**Action item:** Copy the records below without altering a single word.

**Extracted records:**
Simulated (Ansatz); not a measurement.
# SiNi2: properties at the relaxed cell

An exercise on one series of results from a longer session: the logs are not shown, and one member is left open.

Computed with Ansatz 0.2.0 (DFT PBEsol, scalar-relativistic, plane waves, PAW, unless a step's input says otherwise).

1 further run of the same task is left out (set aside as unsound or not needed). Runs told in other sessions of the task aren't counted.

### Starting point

**Task answer:**
Simulated (Ansatz); not a measurement.
# SiNi2: properties at the relaxed cell

An exercise on one series of results from a longer session: the logs are not shown, and one member is left open.

Computed with Ansatz 0.2.0 (DFT PBEsol, scalar-relativistic, plane waves, PAW, unless a step's input says otherwise).

1 further run of the same task is left out (set aside as unsound or not needed). Runs told in other sessions of the task aren't counted.

### Starting point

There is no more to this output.